↓↓↓

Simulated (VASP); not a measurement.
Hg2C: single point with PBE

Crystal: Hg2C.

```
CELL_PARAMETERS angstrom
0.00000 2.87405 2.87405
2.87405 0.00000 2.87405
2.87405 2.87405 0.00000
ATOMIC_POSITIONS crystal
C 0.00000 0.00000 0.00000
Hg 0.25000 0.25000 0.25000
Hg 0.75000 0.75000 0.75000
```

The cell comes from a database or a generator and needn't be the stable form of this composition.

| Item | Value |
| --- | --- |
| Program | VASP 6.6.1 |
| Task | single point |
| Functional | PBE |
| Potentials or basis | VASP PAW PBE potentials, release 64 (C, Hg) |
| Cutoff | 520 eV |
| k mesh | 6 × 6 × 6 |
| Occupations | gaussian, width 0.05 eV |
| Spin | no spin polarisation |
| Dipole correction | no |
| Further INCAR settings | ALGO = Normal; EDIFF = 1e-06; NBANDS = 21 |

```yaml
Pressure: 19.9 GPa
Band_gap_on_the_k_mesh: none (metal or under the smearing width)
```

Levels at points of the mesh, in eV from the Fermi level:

↑↑↑

ASSIGNED TASK: Word for word, restate the entries from the first line to the line that has "Functional | PBE |", both included, and nothing else.

EXPECTED ANSWER:
Simulated (VASP); not a measurement.
Hg2C: single point with PBE

Crystal: Hg2C.

```
CELL_PARAMETERS angstrom
0.00000 2.87405 2.87405
2.87405 0.00000 2.87405
2.87405 2.87405 0.00000
ATOMIC_POSITIONS crystal
C 0.00000 0.00000 0.00000
Hg 0.25000 0.25000 0.25000
Hg 0.75000 0.75000 0.75000
```

The cell comes from a database or a generator and needn't be the stable form of this composition.

| Item | Value |
| --- | --- |
| Program | VASP 6.6.1 |
| Task | single point |
| Functional | PBE |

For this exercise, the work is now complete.